→ ASSIGNED TASK: Using the entries below, output each line exactly from the first through the one that contains "Settings: xctype = 20;".

→ ENTRIES SHOWN:
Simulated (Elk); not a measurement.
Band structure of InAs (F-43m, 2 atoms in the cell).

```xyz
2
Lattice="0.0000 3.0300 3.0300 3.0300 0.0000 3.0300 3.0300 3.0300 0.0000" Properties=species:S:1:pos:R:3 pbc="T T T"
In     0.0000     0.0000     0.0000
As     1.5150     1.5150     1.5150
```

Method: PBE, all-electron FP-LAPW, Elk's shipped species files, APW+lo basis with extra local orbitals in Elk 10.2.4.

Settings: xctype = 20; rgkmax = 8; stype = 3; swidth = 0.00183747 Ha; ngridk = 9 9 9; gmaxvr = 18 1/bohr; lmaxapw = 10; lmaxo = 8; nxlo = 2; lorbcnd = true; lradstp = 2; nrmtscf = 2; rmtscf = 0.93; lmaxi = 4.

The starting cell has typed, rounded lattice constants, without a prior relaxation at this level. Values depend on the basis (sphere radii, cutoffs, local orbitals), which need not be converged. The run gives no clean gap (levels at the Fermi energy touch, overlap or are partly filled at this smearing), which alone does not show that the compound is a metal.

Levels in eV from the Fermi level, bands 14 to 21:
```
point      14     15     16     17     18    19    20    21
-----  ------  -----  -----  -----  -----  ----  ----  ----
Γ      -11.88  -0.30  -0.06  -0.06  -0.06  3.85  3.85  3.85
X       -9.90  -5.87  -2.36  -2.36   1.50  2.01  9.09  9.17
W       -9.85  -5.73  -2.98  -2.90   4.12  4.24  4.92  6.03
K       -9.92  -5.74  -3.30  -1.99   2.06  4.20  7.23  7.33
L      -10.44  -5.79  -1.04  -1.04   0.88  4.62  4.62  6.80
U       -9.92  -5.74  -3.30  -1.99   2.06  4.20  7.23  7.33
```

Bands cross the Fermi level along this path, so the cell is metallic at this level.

→ YOUR SOLUTION:
Simulated (Elk); not a measurement.
Band structure of InAs (F-43m, 2 atoms in the cell).

```xyz
2
Lattice="0.0000 3.0300 3.0300 3.0300 0.0000 3.0300 3.0300 3.0300 0.0000" Properties=species:S:1:pos:R:3 pbc="T T T"
In     0.0000     0.0000     0.0000
As     1.5150     1.5150     1.5150
```

Method: PBE, all-electron FP-LAPW, Elk's shipped species files, APW+lo basis with extra local orbitals in Elk 10.2.4.

Settings: xctype = 20; rgkmax = 8; stype = 3; swidth = 0.00183747 Ha; ngridk = 9 9 9; gmaxvr = 18 1/bohr; lmaxapw = 10; lmaxo = 8; nxlo = 2; lorbcnd = true; lradstp = 2; nrmtscf = 2; rmtscf = 0.93; lmaxi = 4.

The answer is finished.